> _Supplied data_
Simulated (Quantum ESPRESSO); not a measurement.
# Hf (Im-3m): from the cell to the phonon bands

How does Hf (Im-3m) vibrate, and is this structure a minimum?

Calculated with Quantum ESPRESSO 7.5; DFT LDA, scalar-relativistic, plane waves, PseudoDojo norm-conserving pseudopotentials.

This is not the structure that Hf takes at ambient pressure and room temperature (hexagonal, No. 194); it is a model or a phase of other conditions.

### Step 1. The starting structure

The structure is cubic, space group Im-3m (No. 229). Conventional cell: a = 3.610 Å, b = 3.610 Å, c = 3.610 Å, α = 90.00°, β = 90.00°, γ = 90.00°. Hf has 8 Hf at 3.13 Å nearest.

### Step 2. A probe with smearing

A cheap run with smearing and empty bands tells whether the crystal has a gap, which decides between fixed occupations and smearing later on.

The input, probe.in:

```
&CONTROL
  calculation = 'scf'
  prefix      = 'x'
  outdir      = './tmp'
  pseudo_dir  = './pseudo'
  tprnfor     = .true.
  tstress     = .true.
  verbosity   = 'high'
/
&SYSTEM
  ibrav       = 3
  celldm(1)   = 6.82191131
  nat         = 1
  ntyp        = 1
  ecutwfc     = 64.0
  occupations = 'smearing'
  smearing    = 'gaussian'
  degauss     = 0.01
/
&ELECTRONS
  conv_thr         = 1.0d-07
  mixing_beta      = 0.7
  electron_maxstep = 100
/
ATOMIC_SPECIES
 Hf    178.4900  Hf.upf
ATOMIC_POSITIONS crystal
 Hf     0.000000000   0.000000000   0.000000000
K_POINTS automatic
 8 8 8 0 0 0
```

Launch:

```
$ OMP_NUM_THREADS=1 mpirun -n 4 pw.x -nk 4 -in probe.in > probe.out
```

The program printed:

> _Assigned task_
Copy verbatim, from the listing above, each line from the one containing "Calculated with Quantum" down to the one containing "This is not", inclusive.

> _Response_
Calculated with Quantum ESPRESSO 7.5; DFT LDA, scalar-relativistic, plane waves, PseudoDojo norm-conserving pseudopotentials.

This is not the structure that Hf takes at ambient pressure and room temperature (hexagonal, No. 194); it is a model or a phase of other conditions.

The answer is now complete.